• • • • •

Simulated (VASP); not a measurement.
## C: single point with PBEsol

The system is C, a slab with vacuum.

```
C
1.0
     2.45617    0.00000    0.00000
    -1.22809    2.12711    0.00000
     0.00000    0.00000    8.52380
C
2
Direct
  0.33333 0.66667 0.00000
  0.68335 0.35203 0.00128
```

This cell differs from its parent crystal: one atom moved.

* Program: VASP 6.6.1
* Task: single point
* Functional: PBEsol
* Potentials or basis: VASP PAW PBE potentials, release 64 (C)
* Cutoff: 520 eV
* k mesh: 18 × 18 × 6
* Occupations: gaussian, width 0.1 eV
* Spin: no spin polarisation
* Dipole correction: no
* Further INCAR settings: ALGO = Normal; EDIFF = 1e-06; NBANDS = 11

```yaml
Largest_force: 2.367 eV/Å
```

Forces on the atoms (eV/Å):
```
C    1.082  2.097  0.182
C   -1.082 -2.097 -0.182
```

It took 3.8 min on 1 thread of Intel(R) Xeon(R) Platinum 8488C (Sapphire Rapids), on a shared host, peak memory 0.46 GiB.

• • • • •

EXERCISE: The entries above are to be retyped exactly, with nothing left out.

WORKED SOLUTION:
Simulated (VASP); not a measurement.
## C: single point with PBEsol

The system is C, a slab with vacuum.

```
C
1.0
     2.45617    0.00000    0.00000
    -1.22809    2.12711    0.00000
     0.00000    0.00000    8.52380
C
2
Direct
  0.33333 0.66667 0.00000
  0.68335 0.35203 0.00128
```

This cell differs from its parent crystal: one atom moved.

* Program: VASP 6.6.1
* Task: single point
* Functional: PBEsol
* Potentials or basis: VASP PAW PBE potentials, release 64 (C)
* Cutoff: 520 eV
* k mesh: 18 × 18 × 6
* Occupations: gaussian, width 0.1 eV
* Spin: no spin polarisation
* Dipole correction: no
* Further INCAR settings: ALGO = Normal; EDIFF = 1e-06; NBANDS = 11

```yaml
Largest_force: 2.367 eV/Å
```

Forces on the atoms (eV/Å):
```
C    1.082  2.097  0.182
C   -1.082 -2.097 -0.182
```

It took 3.8 min on 1 thread of Intel(R) Xeon(R) Platinum 8488C (Sapphire Rapids), on a shared host, peak memory 0.46 GiB.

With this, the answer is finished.